▸ **Task item**
Your answer must hold only the lines below from the line containing "Problem. How do" through the line containing "Solution. The energy", each reproduced exactly.

BEGIN

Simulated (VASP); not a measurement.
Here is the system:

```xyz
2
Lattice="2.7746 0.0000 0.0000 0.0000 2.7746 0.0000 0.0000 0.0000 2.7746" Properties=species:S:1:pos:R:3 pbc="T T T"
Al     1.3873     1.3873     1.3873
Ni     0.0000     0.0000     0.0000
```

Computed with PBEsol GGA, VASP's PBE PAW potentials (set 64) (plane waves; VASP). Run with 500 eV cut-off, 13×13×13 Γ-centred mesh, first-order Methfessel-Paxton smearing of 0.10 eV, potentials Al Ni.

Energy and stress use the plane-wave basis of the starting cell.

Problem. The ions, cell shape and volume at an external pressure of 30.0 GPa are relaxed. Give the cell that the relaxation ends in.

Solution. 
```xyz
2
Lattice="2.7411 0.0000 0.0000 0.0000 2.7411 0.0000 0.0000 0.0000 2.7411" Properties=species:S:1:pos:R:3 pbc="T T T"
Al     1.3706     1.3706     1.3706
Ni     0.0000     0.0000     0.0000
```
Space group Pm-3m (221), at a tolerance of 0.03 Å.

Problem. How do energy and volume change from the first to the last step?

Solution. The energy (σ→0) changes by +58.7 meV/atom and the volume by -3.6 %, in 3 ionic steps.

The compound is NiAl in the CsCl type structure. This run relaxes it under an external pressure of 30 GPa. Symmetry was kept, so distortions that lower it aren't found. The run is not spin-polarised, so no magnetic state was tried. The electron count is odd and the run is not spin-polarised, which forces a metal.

END

▸ **Solution**
Problem. How do energy and volume change from the first to the last step?

Solution. The energy (σ→0) changes by +58.7 meV/atom and the volume by -3.6 %, in 3 ionic steps.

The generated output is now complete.